_Assignment:_ Give again the lines of the data from its first line through the line with "Translate it to". Change nothing.

(Data extract)

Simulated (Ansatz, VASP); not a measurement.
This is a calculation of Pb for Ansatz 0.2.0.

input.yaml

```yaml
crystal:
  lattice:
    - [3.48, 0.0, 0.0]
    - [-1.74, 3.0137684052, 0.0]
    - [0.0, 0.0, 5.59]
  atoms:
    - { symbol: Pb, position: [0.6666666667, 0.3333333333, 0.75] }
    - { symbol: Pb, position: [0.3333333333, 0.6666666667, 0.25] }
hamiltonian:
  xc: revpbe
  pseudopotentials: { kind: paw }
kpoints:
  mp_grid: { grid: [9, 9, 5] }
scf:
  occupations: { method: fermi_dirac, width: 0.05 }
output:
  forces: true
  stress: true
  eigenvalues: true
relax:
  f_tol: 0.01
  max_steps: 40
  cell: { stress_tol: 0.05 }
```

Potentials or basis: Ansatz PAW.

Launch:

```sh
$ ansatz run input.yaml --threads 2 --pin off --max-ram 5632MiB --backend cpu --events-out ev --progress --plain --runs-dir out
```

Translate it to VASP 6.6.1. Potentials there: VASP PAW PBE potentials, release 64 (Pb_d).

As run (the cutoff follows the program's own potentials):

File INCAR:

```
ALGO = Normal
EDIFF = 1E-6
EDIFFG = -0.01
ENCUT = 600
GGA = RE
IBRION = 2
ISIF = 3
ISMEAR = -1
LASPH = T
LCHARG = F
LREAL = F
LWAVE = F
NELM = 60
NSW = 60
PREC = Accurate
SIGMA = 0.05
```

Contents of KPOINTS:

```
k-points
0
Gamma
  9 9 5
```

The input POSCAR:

(End Data extract)

_Reply:_
Simulated (Ansatz, VASP); not a measurement.
This is a calculation of Pb for Ansatz 0.2.0.

input.yaml

```yaml
crystal:
  lattice:
    - [3.48, 0.0, 0.0]
    - [-1.74, 3.0137684052, 0.0]
    - [0.0, 0.0, 5.59]
  atoms:
    - { symbol: Pb, position: [0.6666666667, 0.3333333333, 0.75] }
    - { symbol: Pb, position: [0.3333333333, 0.6666666667, 0.25] }
hamiltonian:
  xc: revpbe
  pseudopotentials: { kind: paw }
kpoints:
  mp_grid: { grid: [9, 9, 5] }
scf:
  occupations: { method: fermi_dirac, width: 0.05 }
output:
  forces: true
  stress: true
  eigenvalues: true
relax:
  f_tol: 0.01
  max_steps: 40
  cell: { stress_tol: 0.05 }
```

Potentials or basis: Ansatz PAW.

Launch:

```sh
$ ansatz run input.yaml --threads 2 --pin off --max-ram 5632MiB --backend cpu --events-out ev --progress --plain --runs-dir out
```

Translate it to VASP 6.6.1. Potentials there: VASP PAW PBE potentials, release 64 (Pb_d).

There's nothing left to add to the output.